WORK REQUEST: Retype the entries below word for word, leaving none out.

....................

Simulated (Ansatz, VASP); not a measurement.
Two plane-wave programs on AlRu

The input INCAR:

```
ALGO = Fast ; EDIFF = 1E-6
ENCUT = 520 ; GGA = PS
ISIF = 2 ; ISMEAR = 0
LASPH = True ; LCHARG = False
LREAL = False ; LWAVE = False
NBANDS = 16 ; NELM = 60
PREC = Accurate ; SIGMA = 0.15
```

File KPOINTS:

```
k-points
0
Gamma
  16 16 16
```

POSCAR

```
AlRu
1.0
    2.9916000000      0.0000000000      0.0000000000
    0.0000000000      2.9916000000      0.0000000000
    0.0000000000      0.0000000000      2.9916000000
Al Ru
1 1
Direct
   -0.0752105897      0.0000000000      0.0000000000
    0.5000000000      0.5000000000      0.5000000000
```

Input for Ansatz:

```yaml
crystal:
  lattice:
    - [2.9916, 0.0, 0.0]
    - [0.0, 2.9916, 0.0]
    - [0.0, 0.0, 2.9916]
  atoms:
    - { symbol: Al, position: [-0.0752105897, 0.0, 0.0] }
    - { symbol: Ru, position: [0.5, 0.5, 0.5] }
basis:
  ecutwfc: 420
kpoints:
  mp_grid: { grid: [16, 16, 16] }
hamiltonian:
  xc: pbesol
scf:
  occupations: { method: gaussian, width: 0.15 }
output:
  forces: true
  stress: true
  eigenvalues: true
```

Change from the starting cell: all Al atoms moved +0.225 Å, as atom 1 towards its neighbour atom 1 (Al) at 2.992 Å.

....................

ANSWER SPACE:
Simulated (Ansatz, VASP); not a measurement.
Two plane-wave programs on AlRu

The input INCAR:

```
ALGO = Fast ; EDIFF = 1E-6
ENCUT = 520 ; GGA = PS
ISIF = 2 ; ISMEAR = 0
LASPH = True ; LCHARG = False
LREAL = False ; LWAVE = False
NBANDS = 16 ; NELM = 60
PREC = Accurate ; SIGMA = 0.15
```

File KPOINTS:

```
k-points
0
Gamma
  16 16 16
```

POSCAR

```
AlRu
1.0
    2.9916000000      0.0000000000      0.0000000000
    0.0000000000      2.9916000000      0.0000000000
    0.0000000000      0.0000000000      2.9916000000
Al Ru
1 1
Direct
   -0.0752105897      0.0000000000      0.0000000000
    0.5000000000      0.5000000000      0.5000000000
```

Input for Ansatz:

```yaml
crystal:
  lattice:
    - [2.9916, 0.0, 0.0]
    - [0.0, 2.9916, 0.0]
    - [0.0, 0.0, 2.9916]
  atoms:
    - { symbol: Al, position: [-0.0752105897, 0.0, 0.0] }
    - { symbol: Ru, position: [0.5, 0.5, 0.5] }
basis:
  ecutwfc: 420
kpoints:
  mp_grid: { grid: [16, 16, 16] }
hamiltonian:
  xc: pbesol
scf:
  occupations: { method: gaussian, width: 0.15 }
output:
  forces: true
  stress: true
  eigenvalues: true
```

Change from the starting cell: all Al atoms moved +0.225 Å, as atom 1 towards its neighbour atom 1 (Al) at 2.992 Å.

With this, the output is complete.